> **Activity**: Set down exactly the lines in the records below that run from the line with "System: C₃H₉NSi, numbered" to the line with "Problem. Estimate the", inclusive, and nothing more.

> **Study material**:
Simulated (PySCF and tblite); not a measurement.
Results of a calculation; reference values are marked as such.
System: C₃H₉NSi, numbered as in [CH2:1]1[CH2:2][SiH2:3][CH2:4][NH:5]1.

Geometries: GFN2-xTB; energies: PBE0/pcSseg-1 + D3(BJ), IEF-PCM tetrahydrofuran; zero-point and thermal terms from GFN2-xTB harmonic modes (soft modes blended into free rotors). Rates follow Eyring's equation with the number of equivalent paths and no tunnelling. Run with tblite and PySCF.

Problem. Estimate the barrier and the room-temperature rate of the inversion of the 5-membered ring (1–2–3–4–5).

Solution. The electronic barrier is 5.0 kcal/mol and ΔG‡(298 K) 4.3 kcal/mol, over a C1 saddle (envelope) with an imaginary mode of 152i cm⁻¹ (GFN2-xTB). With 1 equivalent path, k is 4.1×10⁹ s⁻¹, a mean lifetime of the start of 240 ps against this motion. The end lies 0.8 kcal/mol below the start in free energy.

> **Written answer**:
System: C₃H₉NSi, numbered as in [CH2:1]1[CH2:2][SiH2:3][CH2:4][NH:5]1.

Geometries: GFN2-xTB; energies: PBE0/pcSseg-1 + D3(BJ), IEF-PCM tetrahydrofuran; zero-point and thermal terms from GFN2-xTB harmonic modes (soft modes blended into free rotors). Rates follow Eyring's equation with the number of equivalent paths and no tunnelling. Run with tblite and PySCF.

Problem. Estimate the barrier and the room-temperature rate of the inversion of the 5-membered ring (1–2–3–4–5).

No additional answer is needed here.